Return the data below exactly, but only from the line containing "# MOS inversion layer, HfO2 on p-type Si(110)" through the line containing "Constants are typed, rounded", with both of those lines included.

BEGIN

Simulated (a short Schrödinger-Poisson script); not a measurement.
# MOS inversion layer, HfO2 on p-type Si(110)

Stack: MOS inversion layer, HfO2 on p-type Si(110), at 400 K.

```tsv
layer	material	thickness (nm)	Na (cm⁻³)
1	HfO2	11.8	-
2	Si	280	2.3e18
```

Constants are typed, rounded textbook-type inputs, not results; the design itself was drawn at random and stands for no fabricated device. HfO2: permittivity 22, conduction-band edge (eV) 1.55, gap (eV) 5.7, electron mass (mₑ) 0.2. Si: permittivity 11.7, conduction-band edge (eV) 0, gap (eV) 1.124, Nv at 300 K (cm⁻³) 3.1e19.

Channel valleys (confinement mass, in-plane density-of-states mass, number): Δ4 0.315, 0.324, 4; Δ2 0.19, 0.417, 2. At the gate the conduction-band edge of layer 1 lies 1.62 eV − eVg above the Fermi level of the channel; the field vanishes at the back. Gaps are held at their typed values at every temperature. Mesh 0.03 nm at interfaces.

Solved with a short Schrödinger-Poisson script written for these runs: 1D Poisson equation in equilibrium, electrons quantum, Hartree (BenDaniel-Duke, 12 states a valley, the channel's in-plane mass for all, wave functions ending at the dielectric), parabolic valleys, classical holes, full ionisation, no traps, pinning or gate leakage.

END

§ **TASK RESULT**
# MOS inversion layer, HfO2 on p-type Si(110)

Stack: MOS inversion layer, HfO2 on p-type Si(110), at 400 K.

```tsv
layer	material	thickness (nm)	Na (cm⁻³)
1	HfO2	11.8	-
2	Si	280	2.3e18
```

Constants are typed, rounded textbook-type inputs, not results; the design itself was drawn at random and stands for no fabricated device. HfO2: permittivity 22, conduction-band edge (eV) 1.55, gap (eV) 5.7, electron mass (mₑ) 0.2. Si: permittivity 11.7, conduction-band edge (eV) 0, gap (eV) 1.124, Nv at 300 K (cm⁻³) 3.1e19.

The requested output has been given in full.